- Activity: Hand back the entries below exactly.

- Source data:
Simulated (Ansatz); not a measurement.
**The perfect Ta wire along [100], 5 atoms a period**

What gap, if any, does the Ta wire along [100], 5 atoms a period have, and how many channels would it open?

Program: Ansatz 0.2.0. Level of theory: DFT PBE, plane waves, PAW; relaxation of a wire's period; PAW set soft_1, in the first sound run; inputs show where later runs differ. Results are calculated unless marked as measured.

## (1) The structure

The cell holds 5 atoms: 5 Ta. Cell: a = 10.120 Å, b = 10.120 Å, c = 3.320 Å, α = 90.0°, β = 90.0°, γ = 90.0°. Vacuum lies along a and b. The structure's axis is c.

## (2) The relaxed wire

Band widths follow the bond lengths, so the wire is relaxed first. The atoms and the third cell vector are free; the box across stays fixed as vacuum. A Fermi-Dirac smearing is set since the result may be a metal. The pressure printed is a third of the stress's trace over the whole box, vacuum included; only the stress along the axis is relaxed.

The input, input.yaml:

- Exercise response:
Simulated (Ansatz); not a measurement.
**The perfect Ta wire along [100], 5 atoms a period**

What gap, if any, does the Ta wire along [100], 5 atoms a period have, and how many channels would it open?

Program: Ansatz 0.2.0. Level of theory: DFT PBE, plane waves, PAW; relaxation of a wire's period; PAW set soft_1, in the first sound run; inputs show where later runs differ. Results are calculated unless marked as measured.

## (1) The structure

The cell holds 5 atoms: 5 Ta. Cell: a = 10.120 Å, b = 10.120 Å, c = 3.320 Å, α = 90.0°, β = 90.0°, γ = 90.0°. Vacuum lies along a and b. The structure's axis is c.

## (2) The relaxed wire

Band widths follow the bond lengths, so the wire is relaxed first. The atoms and the third cell vector are free; the box across stays fixed as vacuum. A Fermi-Dirac smearing is set since the result may be a metal. The pressure printed is a third of the stress's trace over the whole box, vacuum included; only the stress along the axis is relaxed.

The input, input.yaml:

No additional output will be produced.